Work instruction: For the listing below, print exactly the lines from the line with "cell | 32 | 42 |" to the line with "Problem. Which values does Ansatz return?", both included, and nothing beyond them.

+--
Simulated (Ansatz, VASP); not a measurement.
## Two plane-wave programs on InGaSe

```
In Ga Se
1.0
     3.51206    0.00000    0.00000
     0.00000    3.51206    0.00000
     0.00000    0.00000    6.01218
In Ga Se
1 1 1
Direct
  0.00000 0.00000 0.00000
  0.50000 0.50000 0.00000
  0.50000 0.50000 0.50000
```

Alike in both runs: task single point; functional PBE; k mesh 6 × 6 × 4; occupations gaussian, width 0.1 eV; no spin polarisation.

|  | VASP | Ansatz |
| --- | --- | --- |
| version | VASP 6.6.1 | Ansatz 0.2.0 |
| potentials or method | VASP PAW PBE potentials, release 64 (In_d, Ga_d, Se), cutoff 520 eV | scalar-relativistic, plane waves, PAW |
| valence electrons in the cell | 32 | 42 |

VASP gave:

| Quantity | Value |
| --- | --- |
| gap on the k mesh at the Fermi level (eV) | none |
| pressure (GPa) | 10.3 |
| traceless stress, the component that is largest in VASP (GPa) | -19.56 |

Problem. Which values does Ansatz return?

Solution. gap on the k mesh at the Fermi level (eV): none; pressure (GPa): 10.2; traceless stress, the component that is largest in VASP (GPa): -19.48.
+--

Your solution:
| valence electrons in the cell | 32 | 42 |

VASP gave:

| Quantity | Value |
| --- | --- |
| gap on the k mesh at the Fermi level (eV) | none |
| pressure (GPa) | 10.3 |
| traceless stress, the component that is largest in VASP (GPa) | -19.56 |

Problem. Which values does Ansatz return?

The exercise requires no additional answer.